**TASK ITEM:**
Copy the entries exactly. Leave nothing out and add nothing.

**AVAILABLE DATA:**
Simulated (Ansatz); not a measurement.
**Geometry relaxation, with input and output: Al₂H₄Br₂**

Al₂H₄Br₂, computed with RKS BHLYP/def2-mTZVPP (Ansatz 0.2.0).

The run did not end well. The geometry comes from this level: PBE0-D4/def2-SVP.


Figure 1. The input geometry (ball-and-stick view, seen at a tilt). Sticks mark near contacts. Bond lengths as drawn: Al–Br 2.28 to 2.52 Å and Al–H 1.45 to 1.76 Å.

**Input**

**WORKED SOLUTION:**
Simulated (Ansatz); not a measurement.
**Geometry relaxation, with input and output: Al₂H₄Br₂**

Al₂H₄Br₂, computed with RKS BHLYP/def2-mTZVPP (Ansatz 0.2.0).

The run did not end well. The geometry comes from this level: PBE0-D4/def2-SVP.


Figure 1. The input geometry (ball-and-stick view, seen at a tilt). Sticks mark near contacts. Bond lengths as drawn: Al–Br 2.28 to 2.52 Å and Al–H 1.45 to 1.76 Å.

**Input**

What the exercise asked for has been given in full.